:: GIVEN ENTRIES

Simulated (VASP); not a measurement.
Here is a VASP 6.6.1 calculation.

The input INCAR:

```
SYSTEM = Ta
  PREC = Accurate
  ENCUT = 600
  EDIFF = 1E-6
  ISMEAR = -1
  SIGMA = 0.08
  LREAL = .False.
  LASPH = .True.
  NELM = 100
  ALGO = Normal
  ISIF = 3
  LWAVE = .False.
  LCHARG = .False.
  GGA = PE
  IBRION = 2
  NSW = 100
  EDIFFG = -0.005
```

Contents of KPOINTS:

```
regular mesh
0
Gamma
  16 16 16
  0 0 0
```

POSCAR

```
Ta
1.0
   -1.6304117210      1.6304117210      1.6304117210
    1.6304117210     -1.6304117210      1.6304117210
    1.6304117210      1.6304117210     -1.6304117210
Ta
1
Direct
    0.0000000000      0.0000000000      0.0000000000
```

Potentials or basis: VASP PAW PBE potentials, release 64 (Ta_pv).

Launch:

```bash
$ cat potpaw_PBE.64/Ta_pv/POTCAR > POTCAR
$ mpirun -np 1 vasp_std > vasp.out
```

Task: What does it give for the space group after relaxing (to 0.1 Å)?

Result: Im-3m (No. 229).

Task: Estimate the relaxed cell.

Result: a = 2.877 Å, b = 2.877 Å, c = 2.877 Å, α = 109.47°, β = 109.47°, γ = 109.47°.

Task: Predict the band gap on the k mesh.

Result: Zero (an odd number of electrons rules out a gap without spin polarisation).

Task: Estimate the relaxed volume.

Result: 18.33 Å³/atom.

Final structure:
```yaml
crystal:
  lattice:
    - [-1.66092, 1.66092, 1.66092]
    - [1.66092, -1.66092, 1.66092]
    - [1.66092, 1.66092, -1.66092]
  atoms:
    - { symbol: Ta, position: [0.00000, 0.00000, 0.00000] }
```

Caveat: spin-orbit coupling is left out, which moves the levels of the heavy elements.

::::

• [WORK ORDER]: All that belongs in the answer is the lines from the start of the entries above through the line containing "Task: Estimate the relaxed cell.", each given exactly.

• [WRITTEN REPLY]:
Simulated (VASP); not a measurement.
Here is a VASP 6.6.1 calculation.

The input INCAR:

```
SYSTEM = Ta
  PREC = Accurate
  ENCUT = 600
  EDIFF = 1E-6
  ISMEAR = -1
  SIGMA = 0.08
  LREAL = .False.
  LASPH = .True.
  NELM = 100
  ALGO = Normal
  ISIF = 3
  LWAVE = .False.
  LCHARG = .False.
  GGA = PE
  IBRION = 2
  NSW = 100
  EDIFFG = -0.005
```

Contents of KPOINTS:

```
regular mesh
0
Gamma
  16 16 16
  0 0 0
```

POSCAR

```
Ta
1.0
   -1.6304117210      1.6304117210      1.6304117210
    1.6304117210     -1.6304117210      1.6304117210
    1.6304117210      1.6304117210     -1.6304117210
Ta
1
Direct
    0.0000000000      0.0000000000      0.0000000000
```

Potentials or basis: VASP PAW PBE potentials, release 64 (Ta_pv).

Launch:

```bash
$ cat potpaw_PBE.64/Ta_pv/POTCAR > POTCAR
$ mpirun -np 1 vasp_std > vasp.out
```

Task: What does it give for the space group after relaxing (to 0.1 Å)?

Result: Im-3m (No. 229).

Task: Estimate the relaxed cell.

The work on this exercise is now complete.